[[ Given records open ]]
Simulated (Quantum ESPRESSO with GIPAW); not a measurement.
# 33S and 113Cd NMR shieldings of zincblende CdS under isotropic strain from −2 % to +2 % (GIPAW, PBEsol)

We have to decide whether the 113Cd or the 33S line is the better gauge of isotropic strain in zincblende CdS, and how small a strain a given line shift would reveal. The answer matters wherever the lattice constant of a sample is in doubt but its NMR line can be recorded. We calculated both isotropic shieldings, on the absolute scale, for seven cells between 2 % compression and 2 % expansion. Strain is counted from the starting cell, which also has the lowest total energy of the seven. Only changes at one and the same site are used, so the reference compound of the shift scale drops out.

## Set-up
[[ Given records closed ]]

* _Action item_
Reproduce the listing above exactly as far as the line with "We have to decide", that line included.

* _Exercise result_
Simulated (Quantum ESPRESSO with GIPAW); not a measurement.
# 33S and 113Cd NMR shieldings of zincblende CdS under isotropic strain from −2 % to +2 % (GIPAW, PBEsol)

We have to decide whether the 113Cd or the 33S line is the better gauge of isotropic strain in zincblende CdS, and how small a strain a given line shift would reveal. The answer matters wherever the lattice constant of a sample is in doubt but its NMR line can be recorded. We calculated both isotropic shieldings, on the absolute scale, for seven cells between 2 % compression and 2 % expansion. Strain is counted from the starting cell, which also has the lowest total energy of the seven. Only changes at one and the same site are used, so the reference compound of the shift scale drops out.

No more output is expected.